== Segment start ==
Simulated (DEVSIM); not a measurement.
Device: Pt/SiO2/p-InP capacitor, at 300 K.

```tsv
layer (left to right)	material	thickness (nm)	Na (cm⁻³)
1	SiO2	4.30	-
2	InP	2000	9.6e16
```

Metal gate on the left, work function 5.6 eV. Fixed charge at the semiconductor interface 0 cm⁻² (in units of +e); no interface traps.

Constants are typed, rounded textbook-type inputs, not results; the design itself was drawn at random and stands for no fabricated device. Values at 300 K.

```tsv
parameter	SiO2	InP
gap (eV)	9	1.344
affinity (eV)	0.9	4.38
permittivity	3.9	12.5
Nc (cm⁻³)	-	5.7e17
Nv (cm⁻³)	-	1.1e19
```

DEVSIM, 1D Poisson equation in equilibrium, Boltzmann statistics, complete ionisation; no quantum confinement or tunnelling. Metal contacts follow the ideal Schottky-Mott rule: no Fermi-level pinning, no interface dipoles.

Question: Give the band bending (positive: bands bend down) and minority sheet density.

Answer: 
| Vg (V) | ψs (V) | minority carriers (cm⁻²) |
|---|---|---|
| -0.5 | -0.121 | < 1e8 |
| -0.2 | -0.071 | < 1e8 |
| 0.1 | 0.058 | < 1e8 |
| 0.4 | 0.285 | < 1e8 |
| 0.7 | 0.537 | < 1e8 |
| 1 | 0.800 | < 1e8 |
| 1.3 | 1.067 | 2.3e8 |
== Segment end ==

Requirement:
Could you restate word for word the lines above, from the one that contains "0.537 | < 1e8 |" through the one that contains "0.800 | < 1e8 |", and no others?

Solution:
| 0.7 | 0.537 | < 1e8 |
| 1 | 0.800 | < 1e8 |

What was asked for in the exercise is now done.